*** Begin section ***

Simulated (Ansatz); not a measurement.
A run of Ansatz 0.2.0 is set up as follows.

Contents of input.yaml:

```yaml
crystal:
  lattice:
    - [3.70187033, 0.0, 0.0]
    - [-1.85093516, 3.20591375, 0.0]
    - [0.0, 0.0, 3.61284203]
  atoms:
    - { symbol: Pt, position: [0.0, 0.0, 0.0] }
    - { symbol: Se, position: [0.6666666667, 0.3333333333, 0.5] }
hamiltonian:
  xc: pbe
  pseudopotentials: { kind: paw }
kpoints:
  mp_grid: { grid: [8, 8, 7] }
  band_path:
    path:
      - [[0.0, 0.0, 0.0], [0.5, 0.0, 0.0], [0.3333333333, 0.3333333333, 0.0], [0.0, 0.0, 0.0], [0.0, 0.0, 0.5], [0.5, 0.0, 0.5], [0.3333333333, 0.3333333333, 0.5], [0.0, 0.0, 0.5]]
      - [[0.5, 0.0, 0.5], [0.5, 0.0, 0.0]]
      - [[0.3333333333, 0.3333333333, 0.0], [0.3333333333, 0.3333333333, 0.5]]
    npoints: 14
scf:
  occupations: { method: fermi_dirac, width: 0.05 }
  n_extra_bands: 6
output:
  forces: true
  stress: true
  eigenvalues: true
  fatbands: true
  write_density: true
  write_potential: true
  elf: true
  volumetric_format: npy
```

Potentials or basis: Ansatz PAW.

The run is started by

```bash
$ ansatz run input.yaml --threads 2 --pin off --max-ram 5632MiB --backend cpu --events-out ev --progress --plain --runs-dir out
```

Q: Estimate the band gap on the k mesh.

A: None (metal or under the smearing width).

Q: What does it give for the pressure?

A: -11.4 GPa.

*** End section ***

Assigned task: Return each line exactly, beginning at the start of the material above and ending at the line that includes "Q: What does it give for the pressure?", with both of those kept.

Response box:
Simulated (Ansatz); not a measurement.
A run of Ansatz 0.2.0 is set up as follows.

Contents of input.yaml:

```yaml
crystal:
  lattice:
    - [3.70187033, 0.0, 0.0]
    - [-1.85093516, 3.20591375, 0.0]
    - [0.0, 0.0, 3.61284203]
  atoms:
    - { symbol: Pt, position: [0.0, 0.0, 0.0] }
    - { symbol: Se, position: [0.6666666667, 0.3333333333, 0.5] }
hamiltonian:
  xc: pbe
  pseudopotentials: { kind: paw }
kpoints:
  mp_grid: { grid: [8, 8, 7] }
  band_path:
    path:
      - [[0.0, 0.0, 0.0], [0.5, 0.0, 0.0], [0.3333333333, 0.3333333333, 0.0], [0.0, 0.0, 0.0], [0.0, 0.0, 0.5], [0.5, 0.0, 0.5], [0.3333333333, 0.3333333333, 0.5], [0.0, 0.0, 0.5]]
      - [[0.5, 0.0, 0.5], [0.5, 0.0, 0.0]]
      - [[0.3333333333, 0.3333333333, 0.0], [0.3333333333, 0.3333333333, 0.5]]
    npoints: 14
scf:
  occupations: { method: fermi_dirac, width: 0.05 }
  n_extra_bands: 6
output:
  forces: true
  stress: true
  eigenvalues: true
  fatbands: true
  write_density: true
  write_potential: true
  elf: true
  volumetric_format: npy
```

Potentials or basis: Ansatz PAW.

The run is started by

```bash
$ ansatz run input.yaml --threads 2 --pin off --max-ram 5632MiB --backend cpu --events-out ev --progress --plain --runs-dir out
```

Q: Estimate the band gap on the k mesh.

A: None (metal or under the smearing width).

Q: What does it give for the pressure?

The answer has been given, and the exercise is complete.